(INFORMATION SHOWN begins)

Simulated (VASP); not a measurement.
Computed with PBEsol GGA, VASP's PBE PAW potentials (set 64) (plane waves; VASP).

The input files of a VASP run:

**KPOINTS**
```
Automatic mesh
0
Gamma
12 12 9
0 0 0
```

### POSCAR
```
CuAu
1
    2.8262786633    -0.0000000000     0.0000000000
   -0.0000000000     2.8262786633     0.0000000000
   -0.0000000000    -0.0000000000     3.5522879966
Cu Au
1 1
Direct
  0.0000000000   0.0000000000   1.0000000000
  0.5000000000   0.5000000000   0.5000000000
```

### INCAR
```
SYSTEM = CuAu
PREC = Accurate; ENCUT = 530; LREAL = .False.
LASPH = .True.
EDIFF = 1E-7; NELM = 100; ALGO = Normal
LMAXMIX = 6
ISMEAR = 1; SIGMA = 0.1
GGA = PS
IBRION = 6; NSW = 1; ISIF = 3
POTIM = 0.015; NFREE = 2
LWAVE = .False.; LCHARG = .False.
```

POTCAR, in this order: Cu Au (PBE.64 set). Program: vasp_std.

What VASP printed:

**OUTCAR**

(INFORMATION SHOWN ends)

:: ACTION ITEM ::
Nothing but the lines above from the one containing "Computed with PBEsol" through the one containing "POTCAR, in this" should appear in the answer, each repeated exactly.

:: EXERCISE RESPONSE ::
Computed with PBEsol GGA, VASP's PBE PAW potentials (set 64) (plane waves; VASP).

The input files of a VASP run:

**KPOINTS**
```
Automatic mesh
0
Gamma
12 12 9
0 0 0
```

### POSCAR
```
CuAu
1
    2.8262786633    -0.0000000000     0.0000000000
   -0.0000000000     2.8262786633     0.0000000000
   -0.0000000000    -0.0000000000     3.5522879966
Cu Au
1 1
Direct
  0.0000000000   0.0000000000   1.0000000000
  0.5000000000   0.5000000000   0.5000000000
```

### INCAR
```
SYSTEM = CuAu
PREC = Accurate; ENCUT = 530; LREAL = .False.
LASPH = .True.
EDIFF = 1E-7; NELM = 100; ALGO = Normal
LMAXMIX = 6
ISMEAR = 1; SIGMA = 0.1
GGA = PS
IBRION = 6; NSW = 1; ISIF = 3
POTIM = 0.015; NFREE = 2
LWAVE = .False.; LCHARG = .False.
```

POTCAR, in this order: Cu Au (PBE.64 set). Program: vasp_std.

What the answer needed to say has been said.